• [TASK ITEM] Output the records exactly, with no line skipped.

• [DATA EXTRACTS]
******************************

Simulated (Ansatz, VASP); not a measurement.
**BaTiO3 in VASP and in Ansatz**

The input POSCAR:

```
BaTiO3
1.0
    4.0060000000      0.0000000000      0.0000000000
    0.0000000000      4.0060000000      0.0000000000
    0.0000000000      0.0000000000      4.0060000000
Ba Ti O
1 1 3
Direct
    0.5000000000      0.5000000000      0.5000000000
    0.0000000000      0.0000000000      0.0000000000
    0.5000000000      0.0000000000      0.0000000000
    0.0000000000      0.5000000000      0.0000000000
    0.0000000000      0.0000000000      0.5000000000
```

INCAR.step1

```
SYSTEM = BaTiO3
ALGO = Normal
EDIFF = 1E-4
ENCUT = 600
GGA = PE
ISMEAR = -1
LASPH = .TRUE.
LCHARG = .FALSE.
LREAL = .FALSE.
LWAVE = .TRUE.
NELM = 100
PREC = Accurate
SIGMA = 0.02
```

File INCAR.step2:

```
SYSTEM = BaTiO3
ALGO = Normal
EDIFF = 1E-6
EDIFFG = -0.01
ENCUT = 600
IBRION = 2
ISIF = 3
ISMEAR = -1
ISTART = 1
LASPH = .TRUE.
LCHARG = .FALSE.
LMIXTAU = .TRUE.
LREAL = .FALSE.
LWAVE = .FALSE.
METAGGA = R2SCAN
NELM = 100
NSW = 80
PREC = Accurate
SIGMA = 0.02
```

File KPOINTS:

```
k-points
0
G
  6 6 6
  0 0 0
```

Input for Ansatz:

******************************

• [PROBLEM SOLUTION]
Simulated (Ansatz, VASP); not a measurement.
**BaTiO3 in VASP and in Ansatz**

The input POSCAR:

```
BaTiO3
1.0
    4.0060000000      0.0000000000      0.0000000000
    0.0000000000      4.0060000000      0.0000000000
    0.0000000000      0.0000000000      4.0060000000
Ba Ti O
1 1 3
Direct
    0.5000000000      0.5000000000      0.5000000000
    0.0000000000      0.0000000000      0.0000000000
    0.5000000000      0.0000000000      0.0000000000
    0.0000000000      0.5000000000      0.0000000000
    0.0000000000      0.0000000000      0.5000000000
```

INCAR.step1

```
SYSTEM = BaTiO3
ALGO = Normal
EDIFF = 1E-4
ENCUT = 600
GGA = PE
ISMEAR = -1
LASPH = .TRUE.
LCHARG = .FALSE.
LREAL = .FALSE.
LWAVE = .TRUE.
NELM = 100
PREC = Accurate
SIGMA = 0.02
```

File INCAR.step2:

```
SYSTEM = BaTiO3
ALGO = Normal
EDIFF = 1E-6
EDIFFG = -0.01
ENCUT = 600
IBRION = 2
ISIF = 3
ISMEAR = -1
ISTART = 1
LASPH = .TRUE.
LCHARG = .FALSE.
LMIXTAU = .TRUE.
LREAL = .FALSE.
LWAVE = .FALSE.
METAGGA = R2SCAN
NELM = 100
NSW = 80
PREC = Accurate
SIGMA = 0.02
```

File KPOINTS:

```
k-points
0
G
  6 6 6
  0 0 0
```

Input for Ansatz:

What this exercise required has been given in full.